**Material shown:**
┄┄┄┄┄┄

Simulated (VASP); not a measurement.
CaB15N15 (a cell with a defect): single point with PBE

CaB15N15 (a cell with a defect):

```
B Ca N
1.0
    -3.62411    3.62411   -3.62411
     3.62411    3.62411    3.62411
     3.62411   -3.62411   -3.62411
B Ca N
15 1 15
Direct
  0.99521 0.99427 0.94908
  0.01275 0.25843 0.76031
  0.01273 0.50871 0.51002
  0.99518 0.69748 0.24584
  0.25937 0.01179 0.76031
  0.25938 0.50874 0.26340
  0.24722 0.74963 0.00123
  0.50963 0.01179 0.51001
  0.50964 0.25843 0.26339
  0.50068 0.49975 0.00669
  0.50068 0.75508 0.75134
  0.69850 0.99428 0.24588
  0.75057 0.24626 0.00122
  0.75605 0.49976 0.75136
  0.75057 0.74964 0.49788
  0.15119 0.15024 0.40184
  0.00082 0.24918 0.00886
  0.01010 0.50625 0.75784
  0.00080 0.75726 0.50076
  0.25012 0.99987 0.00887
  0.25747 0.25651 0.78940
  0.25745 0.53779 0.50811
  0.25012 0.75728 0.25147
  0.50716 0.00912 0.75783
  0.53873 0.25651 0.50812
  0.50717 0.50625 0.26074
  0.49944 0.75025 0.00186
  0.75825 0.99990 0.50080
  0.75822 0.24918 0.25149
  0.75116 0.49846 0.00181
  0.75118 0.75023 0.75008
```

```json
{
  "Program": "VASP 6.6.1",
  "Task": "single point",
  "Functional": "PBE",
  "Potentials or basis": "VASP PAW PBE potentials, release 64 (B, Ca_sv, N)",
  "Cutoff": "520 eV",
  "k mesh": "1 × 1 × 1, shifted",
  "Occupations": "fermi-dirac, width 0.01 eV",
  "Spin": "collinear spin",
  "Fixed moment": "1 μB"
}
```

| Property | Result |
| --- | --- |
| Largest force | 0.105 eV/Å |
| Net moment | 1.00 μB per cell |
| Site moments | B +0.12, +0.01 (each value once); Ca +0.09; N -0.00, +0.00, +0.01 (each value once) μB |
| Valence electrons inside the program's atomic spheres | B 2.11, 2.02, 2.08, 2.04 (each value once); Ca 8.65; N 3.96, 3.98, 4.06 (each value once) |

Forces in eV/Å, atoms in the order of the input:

┄┄┄┄┄┄

Please copy exactly the lines from the first line of the records above through the line containing "value once) |", including both, and nothing more.

**Exercise answer:**
Simulated (VASP); not a measurement.
CaB15N15 (a cell with a defect): single point with PBE

CaB15N15 (a cell with a defect):

```
B Ca N
1.0
    -3.62411    3.62411   -3.62411
     3.62411    3.62411    3.62411
     3.62411   -3.62411   -3.62411
B Ca N
15 1 15
Direct
  0.99521 0.99427 0.94908
  0.01275 0.25843 0.76031
  0.01273 0.50871 0.51002
  0.99518 0.69748 0.24584
  0.25937 0.01179 0.76031
  0.25938 0.50874 0.26340
  0.24722 0.74963 0.00123
  0.50963 0.01179 0.51001
  0.50964 0.25843 0.26339
  0.50068 0.49975 0.00669
  0.50068 0.75508 0.75134
  0.69850 0.99428 0.24588
  0.75057 0.24626 0.00122
  0.75605 0.49976 0.75136
  0.75057 0.74964 0.49788
  0.15119 0.15024 0.40184
  0.00082 0.24918 0.00886
  0.01010 0.50625 0.75784
  0.00080 0.75726 0.50076
  0.25012 0.99987 0.00887
  0.25747 0.25651 0.78940
  0.25745 0.53779 0.50811
  0.25012 0.75728 0.25147
  0.50716 0.00912 0.75783
  0.53873 0.25651 0.50812
  0.50717 0.50625 0.26074
  0.49944 0.75025 0.00186
  0.75825 0.99990 0.50080
  0.75822 0.24918 0.25149
  0.75116 0.49846 0.00181
  0.75118 0.75023 0.75008
```

```json
{
  "Program": "VASP 6.6.1",
  "Task": "single point",
  "Functional": "PBE",
  "Potentials or basis": "VASP PAW PBE potentials, release 64 (B, Ca_sv, N)",
  "Cutoff": "520 eV",
  "k mesh": "1 × 1 × 1, shifted",
  "Occupations": "fermi-dirac, width 0.01 eV",
  "Spin": "collinear spin",
  "Fixed moment": "1 μB"
}
```

| Property | Result |
| --- | --- |
| Largest force | 0.105 eV/Å |
| Net moment | 1.00 μB per cell |
| Site moments | B +0.12, +0.01 (each value once); Ca +0.09; N -0.00, +0.00, +0.01 (each value once) μB |
| Valence electrons inside the program's atomic spheres | B 2.11, 2.02, 2.08, 2.04 (each value once); Ca 8.65; N 3.96, 3.98, 4.06 (each value once) |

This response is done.